=== Begin Enclosure ===
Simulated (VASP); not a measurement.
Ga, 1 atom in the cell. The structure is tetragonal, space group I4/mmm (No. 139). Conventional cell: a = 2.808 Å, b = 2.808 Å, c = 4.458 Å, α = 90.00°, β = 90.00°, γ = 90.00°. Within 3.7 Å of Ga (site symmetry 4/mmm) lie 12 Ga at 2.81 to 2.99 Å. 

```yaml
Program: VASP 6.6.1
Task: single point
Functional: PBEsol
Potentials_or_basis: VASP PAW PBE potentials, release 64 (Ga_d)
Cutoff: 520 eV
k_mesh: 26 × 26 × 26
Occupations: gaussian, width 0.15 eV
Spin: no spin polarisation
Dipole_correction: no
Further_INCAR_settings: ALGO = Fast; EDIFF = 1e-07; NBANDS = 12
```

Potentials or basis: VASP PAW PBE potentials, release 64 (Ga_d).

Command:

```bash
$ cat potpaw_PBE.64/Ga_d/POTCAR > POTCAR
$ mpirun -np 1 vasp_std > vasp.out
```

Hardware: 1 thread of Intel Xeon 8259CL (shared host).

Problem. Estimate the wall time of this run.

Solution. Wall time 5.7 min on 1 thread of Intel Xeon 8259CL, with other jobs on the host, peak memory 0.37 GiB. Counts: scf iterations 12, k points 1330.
=== End Enclosure ===

Look through the material above and print exactly the lines from the one containing "Potentials or basis: VASP" to the one containing "Problem. Estimate the wall time of this run.", both included, and nothing more.

-- ANSWER SPACE --
Potentials or basis: VASP PAW PBE potentials, release 64 (Ga_d).

Command:

```bash
$ cat potpaw_PBE.64/Ga_d/POTCAR > POTCAR
$ mpirun -np 1 vasp_std > vasp.out
```

Hardware: 1 thread of Intel Xeon 8259CL (shared host).

Problem. Estimate the wall time of this run.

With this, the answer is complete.